__ASSIGNMENT__
Reproduce all records below exactly.

__DATASET EXCERPTS__
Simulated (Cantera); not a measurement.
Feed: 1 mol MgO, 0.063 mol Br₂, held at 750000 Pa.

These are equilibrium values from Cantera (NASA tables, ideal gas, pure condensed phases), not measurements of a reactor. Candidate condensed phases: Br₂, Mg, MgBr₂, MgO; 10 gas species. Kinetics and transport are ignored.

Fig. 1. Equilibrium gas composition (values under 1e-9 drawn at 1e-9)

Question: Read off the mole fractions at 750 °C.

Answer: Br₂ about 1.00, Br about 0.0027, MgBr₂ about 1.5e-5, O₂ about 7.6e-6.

__ANSWER SPACE__
Simulated (Cantera); not a measurement.
Feed: 1 mol MgO, 0.063 mol Br₂, held at 750000 Pa.

These are equilibrium values from Cantera (NASA tables, ideal gas, pure condensed phases), not measurements of a reactor. Candidate condensed phases: Br₂, Mg, MgBr₂, MgO; 10 gas species. Kinetics and transport are ignored.

Fig. 1. Equilibrium gas composition (values under 1e-9 drawn at 1e-9)

Question: Read off the mole fractions at 750 °C.

Answer: Br₂ about 1.00, Br about 0.0027, MgBr₂ about 1.5e-5, O₂ about 7.6e-6.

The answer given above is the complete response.